■ ASSIGNED TASK: Once the line containing "Question: Which of these levels was it?" has been printed, stop; print every line before it exactly, starting at the top of the material below.

■ RECORDS SHOWN:
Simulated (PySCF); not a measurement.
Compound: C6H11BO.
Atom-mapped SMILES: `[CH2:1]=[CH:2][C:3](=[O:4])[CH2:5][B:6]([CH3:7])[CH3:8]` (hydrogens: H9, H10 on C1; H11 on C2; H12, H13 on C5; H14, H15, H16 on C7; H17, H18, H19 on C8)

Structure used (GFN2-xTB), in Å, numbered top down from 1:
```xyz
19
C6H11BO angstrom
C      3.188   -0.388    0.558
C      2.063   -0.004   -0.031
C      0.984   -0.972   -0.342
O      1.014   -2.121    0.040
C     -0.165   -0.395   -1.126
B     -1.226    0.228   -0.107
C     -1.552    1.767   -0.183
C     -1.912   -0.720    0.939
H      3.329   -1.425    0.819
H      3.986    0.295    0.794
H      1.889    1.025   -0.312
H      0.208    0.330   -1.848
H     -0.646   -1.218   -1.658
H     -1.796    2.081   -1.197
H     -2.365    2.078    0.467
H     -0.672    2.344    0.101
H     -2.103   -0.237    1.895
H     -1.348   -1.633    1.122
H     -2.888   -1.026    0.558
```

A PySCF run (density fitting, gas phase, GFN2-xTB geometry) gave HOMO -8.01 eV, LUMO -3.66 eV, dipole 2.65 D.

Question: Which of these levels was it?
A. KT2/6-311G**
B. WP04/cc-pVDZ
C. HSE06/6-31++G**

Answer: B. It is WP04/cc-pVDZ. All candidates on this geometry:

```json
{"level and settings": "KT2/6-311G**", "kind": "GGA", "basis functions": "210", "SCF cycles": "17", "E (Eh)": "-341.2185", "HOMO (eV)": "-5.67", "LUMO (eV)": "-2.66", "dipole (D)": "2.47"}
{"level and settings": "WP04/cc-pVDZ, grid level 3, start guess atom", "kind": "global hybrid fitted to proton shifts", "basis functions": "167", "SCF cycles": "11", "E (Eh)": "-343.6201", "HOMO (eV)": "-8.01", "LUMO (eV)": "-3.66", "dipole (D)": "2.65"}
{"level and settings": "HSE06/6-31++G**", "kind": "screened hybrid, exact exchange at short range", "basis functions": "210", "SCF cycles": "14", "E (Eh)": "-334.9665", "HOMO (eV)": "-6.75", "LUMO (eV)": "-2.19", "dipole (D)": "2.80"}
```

■ EXPECTED ANSWER:
Simulated (PySCF); not a measurement.
Compound: C6H11BO.
Atom-mapped SMILES: `[CH2:1]=[CH:2][C:3](=[O:4])[CH2:5][B:6]([CH3:7])[CH3:8]` (hydrogens: H9, H10 on C1; H11 on C2; H12, H13 on C5; H14, H15, H16 on C7; H17, H18, H19 on C8)

Structure used (GFN2-xTB), in Å, numbered top down from 1:
```xyz
19
C6H11BO angstrom
C      3.188   -0.388    0.558
C      2.063   -0.004   -0.031
C      0.984   -0.972   -0.342
O      1.014   -2.121    0.040
C     -0.165   -0.395   -1.126
B     -1.226    0.228   -0.107
C     -1.552    1.767   -0.183
C     -1.912   -0.720    0.939
H      3.329   -1.425    0.819
H      3.986    0.295    0.794
H      1.889    1.025   -0.312
H      0.208    0.330   -1.848
H     -0.646   -1.218   -1.658
H     -1.796    2.081   -1.197
H     -2.365    2.078    0.467
H     -0.672    2.344    0.101
H     -2.103   -0.237    1.895
H     -1.348   -1.633    1.122
H     -2.888   -1.026    0.558
```

A PySCF run (density fitting, gas phase, GFN2-xTB geometry) gave HOMO -8.01 eV, LUMO -3.66 eV, dipole 2.65 D.

Question: Which of these levels was it?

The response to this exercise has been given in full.